------ Extracted data ------

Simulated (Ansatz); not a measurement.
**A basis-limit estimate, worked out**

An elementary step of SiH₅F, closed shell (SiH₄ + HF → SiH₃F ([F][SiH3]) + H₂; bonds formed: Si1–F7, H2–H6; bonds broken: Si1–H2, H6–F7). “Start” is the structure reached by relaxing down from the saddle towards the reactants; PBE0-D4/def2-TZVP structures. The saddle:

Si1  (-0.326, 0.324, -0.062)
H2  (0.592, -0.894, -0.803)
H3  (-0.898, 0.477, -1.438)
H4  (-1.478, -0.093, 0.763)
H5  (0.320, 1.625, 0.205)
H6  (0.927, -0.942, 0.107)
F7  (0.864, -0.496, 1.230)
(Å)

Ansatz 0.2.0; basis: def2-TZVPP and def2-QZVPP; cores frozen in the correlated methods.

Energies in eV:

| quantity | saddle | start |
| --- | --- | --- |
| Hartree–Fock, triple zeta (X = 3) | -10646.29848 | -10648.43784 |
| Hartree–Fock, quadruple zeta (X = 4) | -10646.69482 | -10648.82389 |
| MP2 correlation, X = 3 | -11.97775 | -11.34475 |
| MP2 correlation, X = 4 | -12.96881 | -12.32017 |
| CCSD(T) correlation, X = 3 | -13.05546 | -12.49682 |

------

■ Work request: Your task is to retype the entries verbatim, starting with the line that holds "estimate, worked out**" and stopping after the line that holds "-10646.29848 | -10648.43784 |".

■ Task result:
**A basis-limit estimate, worked out**

An elementary step of SiH₅F, closed shell (SiH₄ + HF → SiH₃F ([F][SiH3]) + H₂; bonds formed: Si1–F7, H2–H6; bonds broken: Si1–H2, H6–F7). “Start” is the structure reached by relaxing down from the saddle towards the reactants; PBE0-D4/def2-TZVP structures. The saddle:

Si1  (-0.326, 0.324, -0.062)
H2  (0.592, -0.894, -0.803)
H3  (-0.898, 0.477, -1.438)
H4  (-1.478, -0.093, 0.763)
H5  (0.320, 1.625, 0.205)
H6  (0.927, -0.942, 0.107)
F7  (0.864, -0.496, 1.230)
(Å)

Ansatz 0.2.0; basis: def2-TZVPP and def2-QZVPP; cores frozen in the correlated methods.

Energies in eV:

| quantity | saddle | start |
| --- | --- | --- |
| Hartree–Fock, triple zeta (X = 3) | -10646.29848 | -10648.43784 |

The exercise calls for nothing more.